--- Work request ---
It is required that all of the data be written out exactly.

· · · ·

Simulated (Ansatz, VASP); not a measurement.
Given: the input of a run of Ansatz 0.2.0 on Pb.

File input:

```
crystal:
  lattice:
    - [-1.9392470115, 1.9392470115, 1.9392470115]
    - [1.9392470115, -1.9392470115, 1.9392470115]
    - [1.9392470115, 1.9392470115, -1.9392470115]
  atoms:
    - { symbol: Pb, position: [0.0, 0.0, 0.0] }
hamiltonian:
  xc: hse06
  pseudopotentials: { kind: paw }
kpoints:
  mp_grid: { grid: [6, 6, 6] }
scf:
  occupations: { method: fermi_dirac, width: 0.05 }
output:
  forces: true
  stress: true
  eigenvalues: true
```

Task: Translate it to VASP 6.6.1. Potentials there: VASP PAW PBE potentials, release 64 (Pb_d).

· · · ·

--- Task answer ---
Simulated (Ansatz, VASP); not a measurement.
Given: the input of a run of Ansatz 0.2.0 on Pb.

File input:

```
crystal:
  lattice:
    - [-1.9392470115, 1.9392470115, 1.9392470115]
    - [1.9392470115, -1.9392470115, 1.9392470115]
    - [1.9392470115, 1.9392470115, -1.9392470115]
  atoms:
    - { symbol: Pb, position: [0.0, 0.0, 0.0] }
hamiltonian:
  xc: hse06
  pseudopotentials: { kind: paw }
kpoints:
  mp_grid: { grid: [6, 6, 6] }
scf:
  occupations: { method: fermi_dirac, width: 0.05 }
output:
  forces: true
  stress: true
  eigenvalues: true
```

Task: Translate it to VASP 6.6.1. Potentials there: VASP PAW PBE potentials, release 64 (Pb_d).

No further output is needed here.